** Opening LISTED RECORDS block **
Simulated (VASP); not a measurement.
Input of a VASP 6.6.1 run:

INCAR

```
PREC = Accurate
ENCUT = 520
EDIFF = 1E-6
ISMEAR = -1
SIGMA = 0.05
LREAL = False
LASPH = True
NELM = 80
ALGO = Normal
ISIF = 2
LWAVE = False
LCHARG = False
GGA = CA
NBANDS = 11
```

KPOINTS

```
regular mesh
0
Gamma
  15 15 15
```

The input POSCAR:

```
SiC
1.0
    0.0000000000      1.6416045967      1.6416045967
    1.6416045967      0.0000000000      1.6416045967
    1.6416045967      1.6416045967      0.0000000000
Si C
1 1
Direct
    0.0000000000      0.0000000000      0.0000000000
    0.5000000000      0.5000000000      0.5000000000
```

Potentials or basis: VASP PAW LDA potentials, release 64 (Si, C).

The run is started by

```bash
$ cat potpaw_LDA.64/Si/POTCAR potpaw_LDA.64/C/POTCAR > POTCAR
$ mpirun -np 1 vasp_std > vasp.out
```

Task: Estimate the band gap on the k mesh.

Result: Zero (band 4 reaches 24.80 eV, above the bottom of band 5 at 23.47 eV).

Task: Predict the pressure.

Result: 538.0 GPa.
** Closing LISTED RECORDS block **

■ **WORK ITEM**: Copy out, exactly and alone, the lines of the entries above between the ones holding "Result: Zero (band" and "Task: Predict the pressure.", inclusive.

■ **RESPONSE BOX**:
Result: Zero (band 4 reaches 24.80 eV, above the bottom of band 5 at 23.47 eV).

Task: Predict the pressure.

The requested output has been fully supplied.